• **Excerpted data**:
★ ★ ★ ★ ★ ★ ★
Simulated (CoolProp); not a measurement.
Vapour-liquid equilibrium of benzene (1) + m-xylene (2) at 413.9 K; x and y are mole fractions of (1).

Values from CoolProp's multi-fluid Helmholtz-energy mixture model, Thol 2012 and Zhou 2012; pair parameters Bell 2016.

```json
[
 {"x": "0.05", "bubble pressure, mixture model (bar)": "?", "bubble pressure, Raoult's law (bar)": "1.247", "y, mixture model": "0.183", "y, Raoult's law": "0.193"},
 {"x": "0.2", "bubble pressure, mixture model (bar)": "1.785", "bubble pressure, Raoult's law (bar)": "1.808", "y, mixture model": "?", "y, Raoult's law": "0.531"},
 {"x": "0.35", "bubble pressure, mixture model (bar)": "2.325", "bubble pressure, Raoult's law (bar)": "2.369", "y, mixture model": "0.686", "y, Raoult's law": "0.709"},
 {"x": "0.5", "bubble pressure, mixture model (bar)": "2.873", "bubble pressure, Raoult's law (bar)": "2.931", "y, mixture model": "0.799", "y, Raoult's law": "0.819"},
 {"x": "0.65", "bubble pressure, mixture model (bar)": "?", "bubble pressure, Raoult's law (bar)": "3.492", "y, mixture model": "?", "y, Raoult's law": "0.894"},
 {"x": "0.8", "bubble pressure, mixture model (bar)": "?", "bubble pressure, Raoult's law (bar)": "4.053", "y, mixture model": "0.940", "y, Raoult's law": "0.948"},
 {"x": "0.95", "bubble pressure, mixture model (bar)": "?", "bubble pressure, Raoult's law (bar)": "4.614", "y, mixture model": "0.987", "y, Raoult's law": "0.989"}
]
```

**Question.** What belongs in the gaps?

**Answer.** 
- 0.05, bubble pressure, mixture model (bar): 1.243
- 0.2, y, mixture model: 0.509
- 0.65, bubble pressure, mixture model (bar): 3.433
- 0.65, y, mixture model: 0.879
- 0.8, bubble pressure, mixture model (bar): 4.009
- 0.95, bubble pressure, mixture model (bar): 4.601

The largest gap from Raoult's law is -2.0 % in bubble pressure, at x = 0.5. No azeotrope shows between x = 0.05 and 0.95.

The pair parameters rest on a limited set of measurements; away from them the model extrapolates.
★ ★ ★ ★ ★ ★ ★

All that is wanted is the stretch of lines above from the one containing "- 0.05, bubble" through the one containing "The largest gap", duplicated exactly.

• **Answer area**:
- 0.05, bubble pressure, mixture model (bar): 1.243
- 0.2, y, mixture model: 0.509
- 0.65, bubble pressure, mixture model (bar): 3.433
- 0.65, y, mixture model: 0.879
- 0.8, bubble pressure, mixture model (bar): 4.009
- 0.95, bubble pressure, mixture model (bar): 4.601

The largest gap from Raoult's law is -2.0 % in bubble pressure, at x = 0.5. No azeotrope shows between x = 0.05 and 0.95.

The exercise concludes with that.